REQUIRED ACTION: Give every line of the records exactly, please, from the first up to and including the one containing "4. PBE0: 10.373 + (1.1116) × 0.25 = 10.65 eV.".

RECORD EXCERPTS:
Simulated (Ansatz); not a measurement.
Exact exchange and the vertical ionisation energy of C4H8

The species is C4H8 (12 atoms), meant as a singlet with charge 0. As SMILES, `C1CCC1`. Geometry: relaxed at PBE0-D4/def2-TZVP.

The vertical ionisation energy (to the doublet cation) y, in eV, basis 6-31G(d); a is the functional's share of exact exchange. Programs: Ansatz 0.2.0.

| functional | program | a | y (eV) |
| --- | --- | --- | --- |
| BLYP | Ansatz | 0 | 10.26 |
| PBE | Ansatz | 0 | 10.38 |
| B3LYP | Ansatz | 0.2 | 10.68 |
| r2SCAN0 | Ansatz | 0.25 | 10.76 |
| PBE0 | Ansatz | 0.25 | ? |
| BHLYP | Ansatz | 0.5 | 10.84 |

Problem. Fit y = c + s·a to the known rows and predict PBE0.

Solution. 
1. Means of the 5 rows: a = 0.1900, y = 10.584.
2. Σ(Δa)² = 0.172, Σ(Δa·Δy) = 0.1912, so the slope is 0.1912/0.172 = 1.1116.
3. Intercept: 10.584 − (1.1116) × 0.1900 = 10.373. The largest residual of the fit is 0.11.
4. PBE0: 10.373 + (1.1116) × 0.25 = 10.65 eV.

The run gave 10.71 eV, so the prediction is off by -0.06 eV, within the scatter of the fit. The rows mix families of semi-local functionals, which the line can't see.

PROBLEM SOLUTION:
Simulated (Ansatz); not a measurement.
Exact exchange and the vertical ionisation energy of C4H8

The species is C4H8 (12 atoms), meant as a singlet with charge 0. As SMILES, `C1CCC1`. Geometry: relaxed at PBE0-D4/def2-TZVP.

The vertical ionisation energy (to the doublet cation) y, in eV, basis 6-31G(d); a is the functional's share of exact exchange. Programs: Ansatz 0.2.0.

| functional | program | a | y (eV) |
| --- | --- | --- | --- |
| BLYP | Ansatz | 0 | 10.26 |
| PBE | Ansatz | 0 | 10.38 |
| B3LYP | Ansatz | 0.2 | 10.68 |
| r2SCAN0 | Ansatz | 0.25 | 10.76 |
| PBE0 | Ansatz | 0.25 | ? |
| BHLYP | Ansatz | 0.5 | 10.84 |

Problem. Fit y = c + s·a to the known rows and predict PBE0.

Solution. 
1. Means of the 5 rows: a = 0.1900, y = 10.584.
2. Σ(Δa)² = 0.172, Σ(Δa·Δy) = 0.1912, so the slope is 0.1912/0.172 = 1.1116.
3. Intercept: 10.584 − (1.1116) × 0.1900 = 10.373. The largest residual of the fit is 0.11.
4. PBE0: 10.373 + (1.1116) × 0.25 = 10.65 eV.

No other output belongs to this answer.